== == ==

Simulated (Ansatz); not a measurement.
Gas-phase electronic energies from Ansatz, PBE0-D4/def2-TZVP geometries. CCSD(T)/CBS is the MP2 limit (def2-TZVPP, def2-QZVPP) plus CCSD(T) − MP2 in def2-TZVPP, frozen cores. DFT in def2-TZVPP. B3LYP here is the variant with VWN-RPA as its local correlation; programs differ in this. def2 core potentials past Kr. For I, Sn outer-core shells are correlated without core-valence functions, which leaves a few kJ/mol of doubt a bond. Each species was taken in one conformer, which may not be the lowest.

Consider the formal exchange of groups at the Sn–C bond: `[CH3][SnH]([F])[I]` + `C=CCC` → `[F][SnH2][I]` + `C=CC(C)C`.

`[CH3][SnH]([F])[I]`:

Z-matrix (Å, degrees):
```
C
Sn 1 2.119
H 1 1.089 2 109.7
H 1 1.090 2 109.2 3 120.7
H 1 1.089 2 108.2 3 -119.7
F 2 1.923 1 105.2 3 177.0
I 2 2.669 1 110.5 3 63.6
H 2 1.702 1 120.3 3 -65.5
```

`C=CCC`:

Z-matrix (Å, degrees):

== == ==

Assignment | Please write out the records above once more, exactly and completely.

Worked solution |
Simulated (Ansatz); not a measurement.
Gas-phase electronic energies from Ansatz, PBE0-D4/def2-TZVP geometries. CCSD(T)/CBS is the MP2 limit (def2-TZVPP, def2-QZVPP) plus CCSD(T) − MP2 in def2-TZVPP, frozen cores. DFT in def2-TZVPP. B3LYP here is the variant with VWN-RPA as its local correlation; programs differ in this. def2 core potentials past Kr. For I, Sn outer-core shells are correlated without core-valence functions, which leaves a few kJ/mol of doubt a bond. Each species was taken in one conformer, which may not be the lowest.

Consider the formal exchange of groups at the Sn–C bond: `[CH3][SnH]([F])[I]` + `C=CCC` → `[F][SnH2][I]` + `C=CC(C)C`.

`[CH3][SnH]([F])[I]`:

Z-matrix (Å, degrees):
```
C
Sn 1 2.119
H 1 1.089 2 109.7
H 1 1.090 2 109.2 3 120.7
H 1 1.089 2 108.2 3 -119.7
F 2 1.923 1 105.2 3 177.0
I 2 2.669 1 110.5 3 63.6
H 2 1.702 1 120.3 3 -65.5
```

`C=CCC`:

Z-matrix (Å, degrees):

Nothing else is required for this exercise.